§ **Work request**:
Each line from the first down to the one containing "Result: Over 43" should be returned exactly as it appears below.

§ **Data to examine**:
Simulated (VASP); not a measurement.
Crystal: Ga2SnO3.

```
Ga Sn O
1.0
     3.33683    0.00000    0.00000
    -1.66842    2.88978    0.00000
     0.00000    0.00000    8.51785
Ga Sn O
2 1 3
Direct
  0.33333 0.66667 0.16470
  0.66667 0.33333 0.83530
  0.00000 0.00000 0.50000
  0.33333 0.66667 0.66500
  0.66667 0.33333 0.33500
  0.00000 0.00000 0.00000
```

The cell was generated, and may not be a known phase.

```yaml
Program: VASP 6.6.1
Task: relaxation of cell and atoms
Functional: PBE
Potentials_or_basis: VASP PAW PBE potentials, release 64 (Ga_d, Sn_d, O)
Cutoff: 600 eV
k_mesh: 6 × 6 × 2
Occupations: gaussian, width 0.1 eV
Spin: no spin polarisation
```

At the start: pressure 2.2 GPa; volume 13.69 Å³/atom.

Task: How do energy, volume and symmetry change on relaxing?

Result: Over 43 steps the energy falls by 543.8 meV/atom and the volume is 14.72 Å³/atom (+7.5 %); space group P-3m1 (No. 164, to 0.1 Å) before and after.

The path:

§ **Written reply**:
Simulated (VASP); not a measurement.
Crystal: Ga2SnO3.

```
Ga Sn O
1.0
     3.33683    0.00000    0.00000
    -1.66842    2.88978    0.00000
     0.00000    0.00000    8.51785
Ga Sn O
2 1 3
Direct
  0.33333 0.66667 0.16470
  0.66667 0.33333 0.83530
  0.00000 0.00000 0.50000
  0.33333 0.66667 0.66500
  0.66667 0.33333 0.33500
  0.00000 0.00000 0.00000
```

The cell was generated, and may not be a known phase.

```yaml
Program: VASP 6.6.1
Task: relaxation of cell and atoms
Functional: PBE
Potentials_or_basis: VASP PAW PBE potentials, release 64 (Ga_d, Sn_d, O)
Cutoff: 600 eV
k_mesh: 6 × 6 × 2
Occupations: gaussian, width 0.1 eV
Spin: no spin polarisation
```

At the start: pressure 2.2 GPa; volume 13.69 Å³/atom.

Task: How do energy, volume and symmetry change on relaxing?

Result: Over 43 steps the energy falls by 543.8 meV/atom and the volume is 14.72 Å³/atom (+7.5 %); space group P-3m1 (No. 164, to 0.1 Å) before and after.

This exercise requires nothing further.